◆ **EXERCISE**
Every line in the data below from the one containing "Answer. Overbind: PBE-D4." down to the one containing "What range do the values span?", both included, must be retyped exactly; no other line is to appear.

◆ **GIVEN ENTRIES**
+--

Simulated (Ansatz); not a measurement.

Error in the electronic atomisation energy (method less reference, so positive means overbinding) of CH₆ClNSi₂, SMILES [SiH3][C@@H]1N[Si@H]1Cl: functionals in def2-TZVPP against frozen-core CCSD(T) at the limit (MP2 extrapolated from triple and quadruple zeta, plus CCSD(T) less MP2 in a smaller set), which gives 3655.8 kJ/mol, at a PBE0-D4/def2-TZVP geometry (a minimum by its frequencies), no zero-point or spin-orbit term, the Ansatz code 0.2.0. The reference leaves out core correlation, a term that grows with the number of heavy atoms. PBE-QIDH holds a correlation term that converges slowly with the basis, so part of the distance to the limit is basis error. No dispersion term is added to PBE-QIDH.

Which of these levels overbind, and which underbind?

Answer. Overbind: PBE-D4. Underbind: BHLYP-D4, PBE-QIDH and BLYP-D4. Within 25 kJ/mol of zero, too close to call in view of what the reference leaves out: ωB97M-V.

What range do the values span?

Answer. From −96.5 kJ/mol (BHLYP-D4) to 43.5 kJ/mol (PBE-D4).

+--

◆ **PROBLEM SOLUTION**
Answer. Overbind: PBE-D4. Underbind: BHLYP-D4, PBE-QIDH and BLYP-D4. Within 25 kJ/mol of zero, too close to call in view of what the reference leaves out: ωB97M-V.

What range do the values span?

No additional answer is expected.